** Material shown **
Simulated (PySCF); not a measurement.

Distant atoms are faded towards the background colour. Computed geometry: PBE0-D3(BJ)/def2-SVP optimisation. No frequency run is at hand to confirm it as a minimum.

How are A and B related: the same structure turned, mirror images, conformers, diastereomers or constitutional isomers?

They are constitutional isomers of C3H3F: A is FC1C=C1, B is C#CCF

** Work instruction **
Exactly as they stand, please print the lines from the first line of the records above down to the line that includes "How are A and", both of those included and no others.

** Exercise output **
Simulated (PySCF); not a measurement.

Distant atoms are faded towards the background colour. Computed geometry: PBE0-D3(BJ)/def2-SVP optimisation. No frequency run is at hand to confirm it as a minimum.

How are A and B related: the same structure turned, mirror images, conformers, diastereomers or constitutional isomers?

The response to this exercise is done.